> **Record set**
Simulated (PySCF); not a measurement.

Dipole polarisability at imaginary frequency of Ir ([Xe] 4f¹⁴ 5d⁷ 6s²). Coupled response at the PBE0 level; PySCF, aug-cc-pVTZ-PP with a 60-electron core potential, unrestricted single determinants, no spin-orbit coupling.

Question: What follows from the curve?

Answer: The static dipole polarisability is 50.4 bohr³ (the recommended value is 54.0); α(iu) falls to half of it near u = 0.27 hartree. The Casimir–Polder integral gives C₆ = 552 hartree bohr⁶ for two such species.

> **Exercise**
Repeat, exactly and in full, the records shown above.

> **Your response**
Simulated (PySCF); not a measurement.

Dipole polarisability at imaginary frequency of Ir ([Xe] 4f¹⁴ 5d⁷ 6s²). Coupled response at the PBE0 level; PySCF, aug-cc-pVTZ-PP with a 60-electron core potential, unrestricted single determinants, no spin-orbit coupling.

Question: What follows from the curve?

Answer: The static dipole polarisability is 50.4 bohr³ (the recommended value is 54.0); α(iu) falls to half of it near u = 0.27 hartree. The Casimir–Polder integral gives C₆ = 552 hartree bohr⁶ for two such species.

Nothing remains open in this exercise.